☆ ☆ ☆ ☆ ☆

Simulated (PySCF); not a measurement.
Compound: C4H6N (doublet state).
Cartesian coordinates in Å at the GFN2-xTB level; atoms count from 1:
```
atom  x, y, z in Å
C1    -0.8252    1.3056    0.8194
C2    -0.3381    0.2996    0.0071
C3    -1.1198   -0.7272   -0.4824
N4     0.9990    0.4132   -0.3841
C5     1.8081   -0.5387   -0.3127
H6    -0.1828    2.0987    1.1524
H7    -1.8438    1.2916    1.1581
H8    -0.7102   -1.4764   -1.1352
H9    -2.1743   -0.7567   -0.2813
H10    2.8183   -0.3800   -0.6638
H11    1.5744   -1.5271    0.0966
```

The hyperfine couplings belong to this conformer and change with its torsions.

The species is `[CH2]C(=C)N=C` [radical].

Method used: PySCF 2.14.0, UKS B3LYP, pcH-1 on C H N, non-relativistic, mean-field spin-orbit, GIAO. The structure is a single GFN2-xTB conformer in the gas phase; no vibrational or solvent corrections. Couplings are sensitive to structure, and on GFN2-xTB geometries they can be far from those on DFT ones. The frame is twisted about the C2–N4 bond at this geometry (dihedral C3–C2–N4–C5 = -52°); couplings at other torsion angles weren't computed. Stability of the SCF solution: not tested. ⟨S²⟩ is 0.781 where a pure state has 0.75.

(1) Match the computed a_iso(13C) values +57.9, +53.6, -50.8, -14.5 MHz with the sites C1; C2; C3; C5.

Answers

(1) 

☆ ☆ ☆ ☆ ☆

▸ WORK TASK: Give an exact copy of the lines above from the line with "Cartesian coordinates in" up to and including the line with "The species is", and leave everything else out.

▸ YOUR SOLUTION:
Cartesian coordinates in Å at the GFN2-xTB level; atoms count from 1:
```
atom  x, y, z in Å
C1    -0.8252    1.3056    0.8194
C2    -0.3381    0.2996    0.0071
C3    -1.1198   -0.7272   -0.4824
N4     0.9990    0.4132   -0.3841
C5     1.8081   -0.5387   -0.3127
H6    -0.1828    2.0987    1.1524
H7    -1.8438    1.2916    1.1581
H8    -0.7102   -1.4764   -1.1352
H9    -2.1743   -0.7567   -0.2813
H10    2.8183   -0.3800   -0.6638
H11    1.5744   -1.5271    0.0966
```

The hyperfine couplings belong to this conformer and change with its torsions.

The species is `[CH2]C(=C)N=C` [radical].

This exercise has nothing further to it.